Please give the data again in full, precisely as it is written.

# # #

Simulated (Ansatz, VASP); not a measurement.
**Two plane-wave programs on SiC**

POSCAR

# # #

Exercise response
Simulated (Ansatz, VASP); not a measurement.
**Two plane-wave programs on SiC**

POSCAR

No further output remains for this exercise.